Work item >> Copy the lines exactly. Begin at the first line of the data and stop after the line with "Computed IR spectrum".

Source data >>
--- START ---

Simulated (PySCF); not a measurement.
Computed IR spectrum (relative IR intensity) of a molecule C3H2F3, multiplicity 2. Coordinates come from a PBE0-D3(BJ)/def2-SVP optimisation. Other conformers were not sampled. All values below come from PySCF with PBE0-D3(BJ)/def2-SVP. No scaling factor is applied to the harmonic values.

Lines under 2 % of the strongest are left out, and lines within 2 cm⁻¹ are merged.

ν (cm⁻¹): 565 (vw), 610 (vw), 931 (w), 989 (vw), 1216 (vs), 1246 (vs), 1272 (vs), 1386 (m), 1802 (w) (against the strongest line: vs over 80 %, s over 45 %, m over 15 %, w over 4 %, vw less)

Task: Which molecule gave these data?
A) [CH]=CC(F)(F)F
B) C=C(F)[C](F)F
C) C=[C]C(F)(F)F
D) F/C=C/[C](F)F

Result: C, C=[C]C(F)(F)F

--- END ---

Response area >>
Simulated (PySCF); not a measurement.
Computed IR spectrum (relative IR intensity) of a molecule C3H2F3, multiplicity 2. Coordinates come from a PBE0-D3(BJ)/def2-SVP optimisation. Other conformers were not sampled. All values below come from PySCF with PBE0-D3(BJ)/def2-SVP. No scaling factor is applied to the harmonic values.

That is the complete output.